* [GIVEN DATA]
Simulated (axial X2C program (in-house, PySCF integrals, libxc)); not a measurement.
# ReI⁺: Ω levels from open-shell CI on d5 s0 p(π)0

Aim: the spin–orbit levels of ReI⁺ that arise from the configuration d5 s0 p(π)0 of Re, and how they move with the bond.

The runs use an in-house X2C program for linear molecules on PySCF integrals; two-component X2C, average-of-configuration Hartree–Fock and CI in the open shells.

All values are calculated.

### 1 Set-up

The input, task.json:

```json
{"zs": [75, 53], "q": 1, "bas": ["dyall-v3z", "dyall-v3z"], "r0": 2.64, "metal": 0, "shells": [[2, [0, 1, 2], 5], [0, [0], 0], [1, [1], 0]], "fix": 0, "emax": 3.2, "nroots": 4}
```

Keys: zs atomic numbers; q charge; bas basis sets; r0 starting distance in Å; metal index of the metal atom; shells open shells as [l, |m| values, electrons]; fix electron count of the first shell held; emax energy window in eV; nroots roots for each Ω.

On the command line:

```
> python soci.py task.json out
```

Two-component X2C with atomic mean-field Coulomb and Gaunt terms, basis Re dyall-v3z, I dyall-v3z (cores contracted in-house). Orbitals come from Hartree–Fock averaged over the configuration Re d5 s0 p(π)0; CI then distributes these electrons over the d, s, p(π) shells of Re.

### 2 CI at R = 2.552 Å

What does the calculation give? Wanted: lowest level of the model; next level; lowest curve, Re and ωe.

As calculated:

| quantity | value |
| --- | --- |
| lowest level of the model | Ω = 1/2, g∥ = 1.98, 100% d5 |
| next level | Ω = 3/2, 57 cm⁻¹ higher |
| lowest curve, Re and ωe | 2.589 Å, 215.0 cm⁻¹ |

* [WORK TASK]
Looking at the records above, return exactly the lines from the line with "### 2 CI at R = 2.552 Å" to the line with "cm⁻¹ higher |", both ends included.

* [EXERCISE ANSWER]
### 2 CI at R = 2.552 Å

What does the calculation give? Wanted: lowest level of the model; next level; lowest curve, Re and ωe.

As calculated:

| quantity | value |
| --- | --- |
| lowest level of the model | Ω = 1/2, g∥ = 1.98, 100% d5 |
| next level | Ω = 3/2, 57 cm⁻¹ higher |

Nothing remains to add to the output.